== Segment start ==

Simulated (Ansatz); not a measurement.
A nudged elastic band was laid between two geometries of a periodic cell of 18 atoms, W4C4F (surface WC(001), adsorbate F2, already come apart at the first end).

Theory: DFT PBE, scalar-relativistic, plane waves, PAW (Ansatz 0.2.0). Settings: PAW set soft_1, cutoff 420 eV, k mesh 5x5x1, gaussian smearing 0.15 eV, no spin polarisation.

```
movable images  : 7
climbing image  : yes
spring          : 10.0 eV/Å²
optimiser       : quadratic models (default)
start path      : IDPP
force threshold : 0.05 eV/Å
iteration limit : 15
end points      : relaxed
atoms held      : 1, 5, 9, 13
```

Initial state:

== Segment end ==

### Work item:
Would you restate exactly the lines of the material above, from its opening line through the line with "A nudged elastic", and output only those?

### Task solution:
Simulated (Ansatz); not a measurement.
A nudged elastic band was laid between two geometries of a periodic cell of 18 atoms, W4C4F (surface WC(001), adsorbate F2, already come apart at the first end).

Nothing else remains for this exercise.